PROVIDED DATA:
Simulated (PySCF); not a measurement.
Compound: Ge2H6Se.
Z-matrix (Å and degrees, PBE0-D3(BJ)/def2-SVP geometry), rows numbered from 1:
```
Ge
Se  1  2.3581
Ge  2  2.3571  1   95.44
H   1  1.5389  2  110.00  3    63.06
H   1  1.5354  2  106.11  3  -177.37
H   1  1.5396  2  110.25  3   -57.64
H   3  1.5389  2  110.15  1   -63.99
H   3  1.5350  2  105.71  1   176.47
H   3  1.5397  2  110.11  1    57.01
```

WORK REQUEST: Each record above has to be retyped exactly, with nothing left out.

EXERCISE RESULT:
Simulated (PySCF); not a measurement.
Compound: Ge2H6Se.
Z-matrix (Å and degrees, PBE0-D3(BJ)/def2-SVP geometry), rows numbered from 1:
```
Ge
Se  1  2.3581
Ge  2  2.3571  1   95.44
H   1  1.5389  2  110.00  3    63.06
H   1  1.5354  2  106.11  3  -177.37
H   1  1.5396  2  110.25  3   -57.64
H   3  1.5389  2  110.15  1   -63.99
H   3  1.5350  2  105.71  1   176.47
H   3  1.5397  2  110.11  1    57.01
```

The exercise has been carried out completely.